*** EXCERPTED RECORDS ***

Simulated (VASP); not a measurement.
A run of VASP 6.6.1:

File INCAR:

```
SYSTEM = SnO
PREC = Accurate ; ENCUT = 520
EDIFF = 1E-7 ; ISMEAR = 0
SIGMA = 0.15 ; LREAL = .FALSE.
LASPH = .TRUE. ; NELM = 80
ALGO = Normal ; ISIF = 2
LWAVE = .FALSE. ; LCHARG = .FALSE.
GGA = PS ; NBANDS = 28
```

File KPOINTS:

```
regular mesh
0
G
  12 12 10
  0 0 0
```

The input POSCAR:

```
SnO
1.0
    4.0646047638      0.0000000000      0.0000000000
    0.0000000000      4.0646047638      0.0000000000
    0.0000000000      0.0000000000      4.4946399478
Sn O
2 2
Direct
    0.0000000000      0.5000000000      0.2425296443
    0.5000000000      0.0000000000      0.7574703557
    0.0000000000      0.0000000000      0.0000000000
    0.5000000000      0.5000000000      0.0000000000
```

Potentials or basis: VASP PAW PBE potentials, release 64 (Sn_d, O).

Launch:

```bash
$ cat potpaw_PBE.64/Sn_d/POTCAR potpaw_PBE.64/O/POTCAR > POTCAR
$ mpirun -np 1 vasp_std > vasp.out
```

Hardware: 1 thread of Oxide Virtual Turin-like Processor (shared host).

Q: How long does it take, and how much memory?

*** End of EXCERPTED RECORDS ***

• _REQUIREMENT_
Each line must be given again exactly as written above.

• _RESPONSE BOX_
Simulated (VASP); not a measurement.
A run of VASP 6.6.1:

File INCAR:

```
SYSTEM = SnO
PREC = Accurate ; ENCUT = 520
EDIFF = 1E-7 ; ISMEAR = 0
SIGMA = 0.15 ; LREAL = .FALSE.
LASPH = .TRUE. ; NELM = 80
ALGO = Normal ; ISIF = 2
LWAVE = .FALSE. ; LCHARG = .FALSE.
GGA = PS ; NBANDS = 28
```

File KPOINTS:

```
regular mesh
0
G
  12 12 10
  0 0 0
```

The input POSCAR:

```
SnO
1.0
    4.0646047638      0.0000000000      0.0000000000
    0.0000000000      4.0646047638      0.0000000000
    0.0000000000      0.0000000000      4.4946399478
Sn O
2 2
Direct
    0.0000000000      0.5000000000      0.2425296443
    0.5000000000      0.0000000000      0.7574703557
    0.0000000000      0.0000000000      0.0000000000
    0.5000000000      0.5000000000      0.0000000000
```

Potentials or basis: VASP PAW PBE potentials, release 64 (Sn_d, O).

Launch:

```bash
$ cat potpaw_PBE.64/Sn_d/POTCAR potpaw_PBE.64/O/POTCAR > POTCAR
$ mpirun -np 1 vasp_std > vasp.out
```

Hardware: 1 thread of Oxide Virtual Turin-like Processor (shared host).

Q: How long does it take, and how much memory?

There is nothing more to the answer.